=== BRIEF ===
Reproduce the entries below in full, word for word.

=== SOURCE MATERIAL ===
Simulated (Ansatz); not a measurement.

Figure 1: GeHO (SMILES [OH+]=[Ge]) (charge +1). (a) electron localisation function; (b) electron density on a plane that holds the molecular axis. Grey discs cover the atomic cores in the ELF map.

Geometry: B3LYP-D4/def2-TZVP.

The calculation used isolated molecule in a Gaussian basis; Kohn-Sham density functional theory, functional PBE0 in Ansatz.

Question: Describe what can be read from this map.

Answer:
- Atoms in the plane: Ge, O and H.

=== ANSWER SPACE ===
Simulated (Ansatz); not a measurement.

Figure 1: GeHO (SMILES [OH+]=[Ge]) (charge +1). (a) electron localisation function; (b) electron density on a plane that holds the molecular axis. Grey discs cover the atomic cores in the ELF map.

Geometry: B3LYP-D4/def2-TZVP.

The calculation used isolated molecule in a Gaussian basis; Kohn-Sham density functional theory, functional PBE0 in Ansatz.

Question: Describe what can be read from this map.

Answer:
- Atoms in the plane: Ge, O and H.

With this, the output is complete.